▸ **Task item**:
Could you reproduce, from the records below, everything from the line with "width 0.1 eV |" down to the line with "Task: The run", keeping both of those lines and changing nothing?

▸ **Given data**:
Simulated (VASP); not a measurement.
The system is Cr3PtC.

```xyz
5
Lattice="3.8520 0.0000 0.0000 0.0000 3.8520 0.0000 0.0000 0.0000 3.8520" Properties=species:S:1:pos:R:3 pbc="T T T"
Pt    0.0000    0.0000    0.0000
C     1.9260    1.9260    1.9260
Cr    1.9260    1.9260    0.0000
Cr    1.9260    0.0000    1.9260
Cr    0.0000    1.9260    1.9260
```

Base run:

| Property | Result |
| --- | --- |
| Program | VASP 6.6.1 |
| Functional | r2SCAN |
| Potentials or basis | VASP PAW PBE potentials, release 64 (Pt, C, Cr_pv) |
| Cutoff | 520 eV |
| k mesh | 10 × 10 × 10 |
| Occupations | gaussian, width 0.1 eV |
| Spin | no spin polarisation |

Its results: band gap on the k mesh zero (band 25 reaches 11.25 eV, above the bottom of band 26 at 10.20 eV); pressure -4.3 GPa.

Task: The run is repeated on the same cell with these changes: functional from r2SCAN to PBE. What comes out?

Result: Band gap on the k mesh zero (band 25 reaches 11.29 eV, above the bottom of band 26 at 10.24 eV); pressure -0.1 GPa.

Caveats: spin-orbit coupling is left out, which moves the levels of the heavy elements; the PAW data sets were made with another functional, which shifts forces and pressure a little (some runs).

▸ **Expected answer**:
| Occupations | gaussian, width 0.1 eV |
| Spin | no spin polarisation |

Its results: band gap on the k mesh zero (band 25 reaches 11.25 eV, above the bottom of band 26 at 10.20 eV); pressure -4.3 GPa.

Task: The run is repeated on the same cell with these changes: functional from r2SCAN to PBE. What comes out?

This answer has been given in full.